**ENTRIES SUPPLIED**
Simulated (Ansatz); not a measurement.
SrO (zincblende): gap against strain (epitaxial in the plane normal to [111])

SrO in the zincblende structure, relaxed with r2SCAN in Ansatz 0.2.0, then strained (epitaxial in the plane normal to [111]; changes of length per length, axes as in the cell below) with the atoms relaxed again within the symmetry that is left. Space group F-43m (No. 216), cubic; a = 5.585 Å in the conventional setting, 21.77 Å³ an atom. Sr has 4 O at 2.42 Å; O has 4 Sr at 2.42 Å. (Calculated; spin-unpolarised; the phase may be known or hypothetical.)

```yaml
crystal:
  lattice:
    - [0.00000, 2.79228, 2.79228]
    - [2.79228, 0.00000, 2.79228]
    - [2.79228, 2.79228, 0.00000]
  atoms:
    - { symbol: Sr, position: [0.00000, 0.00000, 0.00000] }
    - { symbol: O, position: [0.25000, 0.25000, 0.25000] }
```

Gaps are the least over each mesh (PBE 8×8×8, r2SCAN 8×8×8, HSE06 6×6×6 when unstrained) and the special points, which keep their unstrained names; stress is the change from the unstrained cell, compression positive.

**ASSIGNED TASK**
Each line of the records above, from the first through the one containing "SrO (zincblende): gap", is to be retyped exactly; no other line belongs.

**EXPECTED ANSWER**
Simulated (Ansatz); not a measurement.
SrO (zincblende): gap against strain (epitaxial in the plane normal to [111])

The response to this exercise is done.